#### Work request:
Your job is to set down the stretch of entries that opens with the line containing "Alike in all" and closes with the line containing "Result: (a) 86.8.". Keep both end lines, copy each exactly, and add nothing.

..............................
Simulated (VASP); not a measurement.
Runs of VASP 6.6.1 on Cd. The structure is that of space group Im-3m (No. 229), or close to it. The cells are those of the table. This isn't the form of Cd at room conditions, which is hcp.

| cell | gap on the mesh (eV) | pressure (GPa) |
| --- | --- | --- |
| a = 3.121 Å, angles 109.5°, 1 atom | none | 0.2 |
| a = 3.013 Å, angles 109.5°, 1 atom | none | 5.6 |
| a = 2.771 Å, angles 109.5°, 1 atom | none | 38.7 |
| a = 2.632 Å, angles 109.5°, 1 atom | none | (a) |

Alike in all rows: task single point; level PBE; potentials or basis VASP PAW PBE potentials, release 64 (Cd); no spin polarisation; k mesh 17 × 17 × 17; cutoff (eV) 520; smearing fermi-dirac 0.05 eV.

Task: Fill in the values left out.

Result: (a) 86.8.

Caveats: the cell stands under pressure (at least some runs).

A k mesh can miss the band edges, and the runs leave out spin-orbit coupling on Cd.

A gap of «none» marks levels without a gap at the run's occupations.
..............................

#### Written reply:
Alike in all rows: task single point; level PBE; potentials or basis VASP PAW PBE potentials, release 64 (Cd); no spin polarisation; k mesh 17 × 17 × 17; cutoff (eV) 520; smearing fermi-dirac 0.05 eV.

Task: Fill in the values left out.

Result: (a) 86.8.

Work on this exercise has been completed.